─── SUPPLIED RECORDS ───
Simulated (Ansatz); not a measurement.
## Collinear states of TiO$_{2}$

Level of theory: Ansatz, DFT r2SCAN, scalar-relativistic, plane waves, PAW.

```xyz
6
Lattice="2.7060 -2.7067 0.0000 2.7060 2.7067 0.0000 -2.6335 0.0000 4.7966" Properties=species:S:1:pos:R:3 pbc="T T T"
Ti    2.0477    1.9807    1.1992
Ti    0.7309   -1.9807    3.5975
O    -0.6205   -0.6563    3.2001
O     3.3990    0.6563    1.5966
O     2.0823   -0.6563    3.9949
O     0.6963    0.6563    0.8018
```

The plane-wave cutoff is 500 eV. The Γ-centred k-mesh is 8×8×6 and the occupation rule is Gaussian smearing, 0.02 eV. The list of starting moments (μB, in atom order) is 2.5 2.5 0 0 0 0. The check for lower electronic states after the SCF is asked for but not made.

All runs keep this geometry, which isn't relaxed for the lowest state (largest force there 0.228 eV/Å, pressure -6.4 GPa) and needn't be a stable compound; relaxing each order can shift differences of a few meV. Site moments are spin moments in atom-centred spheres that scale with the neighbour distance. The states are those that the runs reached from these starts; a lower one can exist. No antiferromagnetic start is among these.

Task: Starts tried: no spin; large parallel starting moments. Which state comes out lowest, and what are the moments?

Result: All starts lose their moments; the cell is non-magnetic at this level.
───

An exact copy of every entry is what is needed here.

Simulated (Ansatz); not a measurement.
## Collinear states of TiO$_{2}$

Level of theory: Ansatz, DFT r2SCAN, scalar-relativistic, plane waves, PAW.

```xyz
6
Lattice="2.7060 -2.7067 0.0000 2.7060 2.7067 0.0000 -2.6335 0.0000 4.7966" Properties=species:S:1:pos:R:3 pbc="T T T"
Ti    2.0477    1.9807    1.1992
Ti    0.7309   -1.9807    3.5975
O    -0.6205   -0.6563    3.2001
O     3.3990    0.6563    1.5966
O     2.0823   -0.6563    3.9949
O     0.6963    0.6563    0.8018
```

The plane-wave cutoff is 500 eV. The Γ-centred k-mesh is 8×8×6 and the occupation rule is Gaussian smearing, 0.02 eV. The list of starting moments (μB, in atom order) is 2.5 2.5 0 0 0 0. The check for lower electronic states after the SCF is asked for but not made.

All runs keep this geometry, which isn't relaxed for the lowest state (largest force there 0.228 eV/Å, pressure -6.4 GPa) and needn't be a stable compound; relaxing each order can shift differences of a few meV. Site moments are spin moments in atom-centred spheres that scale with the neighbour distance. The states are those that the runs reached from these starts; a lower one can exist. No antiferromagnetic start is among these.

Task: Starts tried: no spin; large parallel starting moments. Which state comes out lowest, and what are the moments?

Result: All starts lose their moments; the cell is non-magnetic at this level.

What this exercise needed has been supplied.